### Action item
Working from the top of the records below, reproduce each line exactly, ending once you have written the line containing "The start comes from PBE-D4/def2-SVP.".

### Excerpted records
------------------------------

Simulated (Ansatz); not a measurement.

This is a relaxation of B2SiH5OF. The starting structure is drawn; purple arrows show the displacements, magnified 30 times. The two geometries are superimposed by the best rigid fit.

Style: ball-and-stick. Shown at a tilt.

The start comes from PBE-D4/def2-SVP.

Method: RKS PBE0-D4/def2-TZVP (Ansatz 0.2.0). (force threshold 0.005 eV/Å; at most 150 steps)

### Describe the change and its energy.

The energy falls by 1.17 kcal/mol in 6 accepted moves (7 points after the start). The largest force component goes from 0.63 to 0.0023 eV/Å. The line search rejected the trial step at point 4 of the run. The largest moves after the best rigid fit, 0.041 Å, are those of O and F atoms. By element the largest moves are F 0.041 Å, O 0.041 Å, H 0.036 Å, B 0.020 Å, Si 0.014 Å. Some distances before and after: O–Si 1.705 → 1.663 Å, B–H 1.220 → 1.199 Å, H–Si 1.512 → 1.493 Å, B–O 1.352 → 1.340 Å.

------------------------------

### Problem solution
Simulated (Ansatz); not a measurement.

This is a relaxation of B2SiH5OF. The starting structure is drawn; purple arrows show the displacements, magnified 30 times. The two geometries are superimposed by the best rigid fit.

Style: ball-and-stick. Shown at a tilt.

The start comes from PBE-D4/def2-SVP.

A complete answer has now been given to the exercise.